» **REQUIRED ACTION**: Stop after the line containing "24 × 24 × 24 |"; retype every line of the data before it exactly, starting from the first.

######
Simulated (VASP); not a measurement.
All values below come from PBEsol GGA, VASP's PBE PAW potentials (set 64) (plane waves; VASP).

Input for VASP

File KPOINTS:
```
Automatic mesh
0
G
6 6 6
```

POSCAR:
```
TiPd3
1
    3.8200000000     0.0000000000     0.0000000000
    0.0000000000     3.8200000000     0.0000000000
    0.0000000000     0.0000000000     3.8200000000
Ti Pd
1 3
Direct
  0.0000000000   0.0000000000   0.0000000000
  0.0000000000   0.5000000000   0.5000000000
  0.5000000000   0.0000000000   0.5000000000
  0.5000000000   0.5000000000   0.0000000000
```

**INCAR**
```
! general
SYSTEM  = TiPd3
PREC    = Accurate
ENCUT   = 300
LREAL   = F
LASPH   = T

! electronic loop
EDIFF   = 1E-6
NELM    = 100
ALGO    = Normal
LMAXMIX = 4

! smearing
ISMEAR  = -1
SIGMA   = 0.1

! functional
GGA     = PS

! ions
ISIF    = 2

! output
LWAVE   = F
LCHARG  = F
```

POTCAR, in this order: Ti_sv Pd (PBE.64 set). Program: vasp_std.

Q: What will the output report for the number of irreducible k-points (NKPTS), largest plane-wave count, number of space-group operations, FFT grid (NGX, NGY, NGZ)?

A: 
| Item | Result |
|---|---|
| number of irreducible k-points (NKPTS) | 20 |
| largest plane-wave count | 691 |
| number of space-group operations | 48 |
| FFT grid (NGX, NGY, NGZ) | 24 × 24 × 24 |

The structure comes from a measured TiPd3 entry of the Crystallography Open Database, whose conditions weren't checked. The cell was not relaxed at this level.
######

» **ANSWER SPACE**:
Simulated (VASP); not a measurement.
All values below come from PBEsol GGA, VASP's PBE PAW potentials (set 64) (plane waves; VASP).

Input for VASP

File KPOINTS:
```
Automatic mesh
0
G
6 6 6
```

POSCAR:
```
TiPd3
1
    3.8200000000     0.0000000000     0.0000000000
    0.0000000000     3.8200000000     0.0000000000
    0.0000000000     0.0000000000     3.8200000000
Ti Pd
1 3
Direct
  0.0000000000   0.0000000000   0.0000000000
  0.0000000000   0.5000000000   0.5000000000
  0.5000000000   0.0000000000   0.5000000000
  0.5000000000   0.5000000000   0.0000000000
```

**INCAR**
```
! general
SYSTEM  = TiPd3
PREC    = Accurate
ENCUT   = 300
LREAL   = F
LASPH   = T

! electronic loop
EDIFF   = 1E-6
NELM    = 100
ALGO    = Normal
LMAXMIX = 4

! smearing
ISMEAR  = -1
SIGMA   = 0.1

! functional
GGA     = PS

! ions
ISIF    = 2

! output
LWAVE   = F
LCHARG  = F
```

POTCAR, in this order: Ti_sv Pd (PBE.64 set). Program: vasp_std.

Q: What will the output report for the number of irreducible k-points (NKPTS), largest plane-wave count, number of space-group operations, FFT grid (NGX, NGY, NGZ)?

A: 
| Item | Result |
|---|---|
| number of irreducible k-points (NKPTS) | 20 |
| largest plane-wave count | 691 |
| number of space-group operations | 48 |
| FFT grid (NGX, NGY, NGZ) | 24 × 24 × 24 |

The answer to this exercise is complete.